* Data
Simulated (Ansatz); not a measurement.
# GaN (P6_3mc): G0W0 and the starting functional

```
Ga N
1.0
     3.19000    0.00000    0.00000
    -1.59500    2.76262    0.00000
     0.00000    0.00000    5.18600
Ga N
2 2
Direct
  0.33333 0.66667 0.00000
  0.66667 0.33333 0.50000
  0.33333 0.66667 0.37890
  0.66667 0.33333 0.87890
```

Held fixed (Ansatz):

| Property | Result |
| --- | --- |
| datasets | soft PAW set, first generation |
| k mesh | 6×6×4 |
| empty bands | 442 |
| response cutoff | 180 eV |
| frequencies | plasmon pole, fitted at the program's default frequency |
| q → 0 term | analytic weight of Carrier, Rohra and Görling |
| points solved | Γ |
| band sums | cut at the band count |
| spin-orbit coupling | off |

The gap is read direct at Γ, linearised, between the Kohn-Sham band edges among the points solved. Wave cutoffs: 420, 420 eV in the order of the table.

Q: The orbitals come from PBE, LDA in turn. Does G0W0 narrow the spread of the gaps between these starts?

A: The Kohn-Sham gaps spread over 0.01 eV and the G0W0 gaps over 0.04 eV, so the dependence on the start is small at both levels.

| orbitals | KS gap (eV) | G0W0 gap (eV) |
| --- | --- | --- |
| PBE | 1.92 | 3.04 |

* Work order
Restate word for word the lines above, beginning at the first one and ending at the line that carries "The gap is read".

* Exercise solution
Simulated (Ansatz); not a measurement.
# GaN (P6_3mc): G0W0 and the starting functional

```
Ga N
1.0
     3.19000    0.00000    0.00000
    -1.59500    2.76262    0.00000
     0.00000    0.00000    5.18600
Ga N
2 2
Direct
  0.33333 0.66667 0.00000
  0.66667 0.33333 0.50000
  0.33333 0.66667 0.37890
  0.66667 0.33333 0.87890
```

Held fixed (Ansatz):

| Property | Result |
| --- | --- |
| datasets | soft PAW set, first generation |
| k mesh | 6×6×4 |
| empty bands | 442 |
| response cutoff | 180 eV |
| frequencies | plasmon pole, fitted at the program's default frequency |
| q → 0 term | analytic weight of Carrier, Rohra and Görling |
| points solved | Γ |
| band sums | cut at the band count |
| spin-orbit coupling | off |

The gap is read direct at Γ, linearised, between the Kohn-Sham band edges among the points solved. Wave cutoffs: 420, 420 eV in the order of the table.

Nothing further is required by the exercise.